> SUPPLIED ENTRIES:
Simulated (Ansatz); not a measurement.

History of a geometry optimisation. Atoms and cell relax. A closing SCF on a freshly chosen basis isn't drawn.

> WORK INSTRUCTION: Every record must be given again exactly as it was written.

> YOUR SOLUTION:
Simulated (Ansatz); not a measurement.

History of a geometry optimisation. Atoms and cell relax. A closing SCF on a freshly chosen basis isn't drawn.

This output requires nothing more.